*Assignment*.
Transcribe the listing from its top line through the line with "- k mesh: 7 × 7 × 7". Keep it exact, both ends included, and add nothing.

*Entries provided*.
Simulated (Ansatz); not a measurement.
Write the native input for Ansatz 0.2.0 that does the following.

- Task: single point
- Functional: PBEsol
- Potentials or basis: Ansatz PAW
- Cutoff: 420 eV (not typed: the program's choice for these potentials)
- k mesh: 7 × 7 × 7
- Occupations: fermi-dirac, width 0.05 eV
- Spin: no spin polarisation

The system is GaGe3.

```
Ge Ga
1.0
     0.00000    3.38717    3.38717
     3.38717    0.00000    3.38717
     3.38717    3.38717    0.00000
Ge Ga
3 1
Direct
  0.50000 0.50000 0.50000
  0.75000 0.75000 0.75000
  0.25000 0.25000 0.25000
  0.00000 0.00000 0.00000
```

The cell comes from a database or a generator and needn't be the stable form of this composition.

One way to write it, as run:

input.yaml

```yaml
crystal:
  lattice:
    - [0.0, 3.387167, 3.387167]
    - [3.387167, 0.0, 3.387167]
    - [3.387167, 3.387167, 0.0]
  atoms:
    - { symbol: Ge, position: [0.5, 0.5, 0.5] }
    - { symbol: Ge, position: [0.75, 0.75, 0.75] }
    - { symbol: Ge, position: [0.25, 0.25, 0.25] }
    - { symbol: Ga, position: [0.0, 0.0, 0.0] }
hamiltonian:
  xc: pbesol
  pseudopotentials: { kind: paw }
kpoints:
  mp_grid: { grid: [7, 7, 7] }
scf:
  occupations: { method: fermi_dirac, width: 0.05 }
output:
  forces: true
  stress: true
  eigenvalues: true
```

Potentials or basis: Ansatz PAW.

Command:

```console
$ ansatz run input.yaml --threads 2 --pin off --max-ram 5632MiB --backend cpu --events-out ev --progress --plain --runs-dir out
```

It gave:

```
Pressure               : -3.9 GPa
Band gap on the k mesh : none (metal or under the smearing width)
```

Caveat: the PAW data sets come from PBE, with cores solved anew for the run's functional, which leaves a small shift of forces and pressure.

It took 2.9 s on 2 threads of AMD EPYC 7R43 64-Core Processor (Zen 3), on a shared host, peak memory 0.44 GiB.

*Written solution*.
Simulated (Ansatz); not a measurement.
Write the native input for Ansatz 0.2.0 that does the following.

- Task: single point
- Functional: PBEsol
- Potentials or basis: Ansatz PAW
- Cutoff: 420 eV (not typed: the program's choice for these potentials)
- k mesh: 7 × 7 × 7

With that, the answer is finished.